• Assigned task: Produce the records again in full, exactly as shown below.

• Information shown:

════════════════

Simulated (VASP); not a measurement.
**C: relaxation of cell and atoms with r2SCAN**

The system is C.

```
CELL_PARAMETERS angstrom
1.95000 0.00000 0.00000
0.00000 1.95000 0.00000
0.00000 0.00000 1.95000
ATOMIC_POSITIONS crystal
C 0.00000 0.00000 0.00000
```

════════════════

• Task response:
Simulated (VASP); not a measurement.
**C: relaxation of cell and atoms with r2SCAN**

The system is C.

```
CELL_PARAMETERS angstrom
1.95000 0.00000 0.00000
0.00000 1.95000 0.00000
0.00000 0.00000 1.95000
ATOMIC_POSITIONS crystal
C 0.00000 0.00000 0.00000
```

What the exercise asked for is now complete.